________________

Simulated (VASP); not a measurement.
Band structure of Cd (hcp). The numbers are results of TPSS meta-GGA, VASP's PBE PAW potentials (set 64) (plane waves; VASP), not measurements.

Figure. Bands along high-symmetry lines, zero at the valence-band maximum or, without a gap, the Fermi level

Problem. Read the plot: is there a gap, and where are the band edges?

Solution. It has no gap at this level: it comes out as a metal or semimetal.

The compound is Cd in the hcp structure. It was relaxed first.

________________

Beginning with the line containing "Problem. Read the" in the material above, copy every line exactly until you have copied the line containing "Solution. It has".

Problem. Read the plot: is there a gap, and where are the band edges?

Solution. It has no gap at this level: it comes out as a metal or semimetal.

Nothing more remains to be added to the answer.